Nothing should be output except the lines from the top of the material below through the line that contains "Frames of a", each exactly as written.

★ ★ ★ ★ ★ ★ ★

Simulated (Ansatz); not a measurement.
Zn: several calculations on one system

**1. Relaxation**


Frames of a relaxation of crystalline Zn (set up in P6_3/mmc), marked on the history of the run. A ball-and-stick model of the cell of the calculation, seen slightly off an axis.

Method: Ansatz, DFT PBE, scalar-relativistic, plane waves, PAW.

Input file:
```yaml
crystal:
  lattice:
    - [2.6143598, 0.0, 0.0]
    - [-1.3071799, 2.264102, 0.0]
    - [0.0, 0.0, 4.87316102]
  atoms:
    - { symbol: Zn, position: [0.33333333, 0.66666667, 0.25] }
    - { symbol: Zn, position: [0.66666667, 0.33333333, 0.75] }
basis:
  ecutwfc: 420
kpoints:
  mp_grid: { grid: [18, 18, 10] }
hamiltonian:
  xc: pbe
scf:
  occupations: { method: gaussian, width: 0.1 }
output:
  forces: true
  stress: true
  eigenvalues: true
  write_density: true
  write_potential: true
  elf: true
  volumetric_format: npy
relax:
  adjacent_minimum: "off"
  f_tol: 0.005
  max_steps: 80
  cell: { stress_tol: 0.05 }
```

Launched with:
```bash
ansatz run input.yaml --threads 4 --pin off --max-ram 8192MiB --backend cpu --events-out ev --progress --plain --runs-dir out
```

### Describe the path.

★ ★ ★ ★ ★ ★ ★

Response box
Simulated (Ansatz); not a measurement.
Zn: several calculations on one system

**1. Relaxation**


Frames of a relaxation of crystalline Zn (set up in P6_3/mmc), marked on the history of the run. A ball-and-stick model of the cell of the calculation, seen slightly off an axis.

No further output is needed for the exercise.